[DATA SECTION — start]
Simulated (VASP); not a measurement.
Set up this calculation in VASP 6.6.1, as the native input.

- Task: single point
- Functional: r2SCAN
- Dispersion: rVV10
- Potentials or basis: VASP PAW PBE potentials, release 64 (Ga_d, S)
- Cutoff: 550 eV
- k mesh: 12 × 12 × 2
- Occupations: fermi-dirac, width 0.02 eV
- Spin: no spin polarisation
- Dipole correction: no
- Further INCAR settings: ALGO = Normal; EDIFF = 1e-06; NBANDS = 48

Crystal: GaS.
[DATA SECTION — finish]

ASSIGNED TASK —
Exactly as they stand, write out all of the entries.

TASK SOLUTION —
Simulated (VASP); not a measurement.
Set up this calculation in VASP 6.6.1, as the native input.

- Task: single point
- Functional: r2SCAN
- Dispersion: rVV10
- Potentials or basis: VASP PAW PBE potentials, release 64 (Ga_d, S)
- Cutoff: 550 eV
- k mesh: 12 × 12 × 2
- Occupations: fermi-dirac, width 0.02 eV
- Spin: no spin polarisation
- Dipole correction: no
- Further INCAR settings: ALGO = Normal; EDIFF = 1e-06; NBANDS = 48

Crystal: GaS.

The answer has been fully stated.